Activity:
Word for word, return the lines from the top of the listing to the line containing "atoms | 22.0 |", both ends included, and no others.

Data to examine:
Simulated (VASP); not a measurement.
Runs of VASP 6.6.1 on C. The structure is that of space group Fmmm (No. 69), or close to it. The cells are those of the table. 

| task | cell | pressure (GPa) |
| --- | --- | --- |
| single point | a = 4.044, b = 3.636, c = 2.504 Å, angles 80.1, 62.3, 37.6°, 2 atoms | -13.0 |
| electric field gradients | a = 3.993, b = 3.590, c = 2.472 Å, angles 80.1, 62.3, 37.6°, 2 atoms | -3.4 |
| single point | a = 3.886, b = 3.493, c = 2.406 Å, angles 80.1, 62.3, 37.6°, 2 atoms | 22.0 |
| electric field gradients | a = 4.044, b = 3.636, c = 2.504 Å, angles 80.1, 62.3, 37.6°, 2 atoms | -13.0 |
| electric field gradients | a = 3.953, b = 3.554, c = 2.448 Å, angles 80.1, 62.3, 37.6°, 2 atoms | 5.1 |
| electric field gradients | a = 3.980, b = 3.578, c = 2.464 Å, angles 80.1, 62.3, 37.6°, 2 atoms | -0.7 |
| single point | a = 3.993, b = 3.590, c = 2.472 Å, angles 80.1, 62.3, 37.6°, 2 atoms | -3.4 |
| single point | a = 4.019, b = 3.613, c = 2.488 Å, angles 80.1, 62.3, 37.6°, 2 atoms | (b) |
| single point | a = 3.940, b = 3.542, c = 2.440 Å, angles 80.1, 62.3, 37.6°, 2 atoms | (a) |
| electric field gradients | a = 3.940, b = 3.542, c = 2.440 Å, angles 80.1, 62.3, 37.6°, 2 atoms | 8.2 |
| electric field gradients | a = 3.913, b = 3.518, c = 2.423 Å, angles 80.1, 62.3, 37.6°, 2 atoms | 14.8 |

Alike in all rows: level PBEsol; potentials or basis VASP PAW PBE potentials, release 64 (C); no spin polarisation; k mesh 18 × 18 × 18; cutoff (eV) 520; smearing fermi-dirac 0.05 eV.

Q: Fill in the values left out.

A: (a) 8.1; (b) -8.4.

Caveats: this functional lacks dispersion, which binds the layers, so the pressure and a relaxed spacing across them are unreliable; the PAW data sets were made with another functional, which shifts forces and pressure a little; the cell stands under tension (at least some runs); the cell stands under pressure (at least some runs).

Exercise solution:
Simulated (VASP); not a measurement.
Runs of VASP 6.6.1 on C. The structure is that of space group Fmmm (No. 69), or close to it. The cells are those of the table. 

| task | cell | pressure (GPa) |
| --- | --- | --- |
| single point | a = 4.044, b = 3.636, c = 2.504 Å, angles 80.1, 62.3, 37.6°, 2 atoms | -13.0 |
| electric field gradients | a = 3.993, b = 3.590, c = 2.472 Å, angles 80.1, 62.3, 37.6°, 2 atoms | -3.4 |
| single point | a = 3.886, b = 3.493, c = 2.406 Å, angles 80.1, 62.3, 37.6°, 2 atoms | 22.0 |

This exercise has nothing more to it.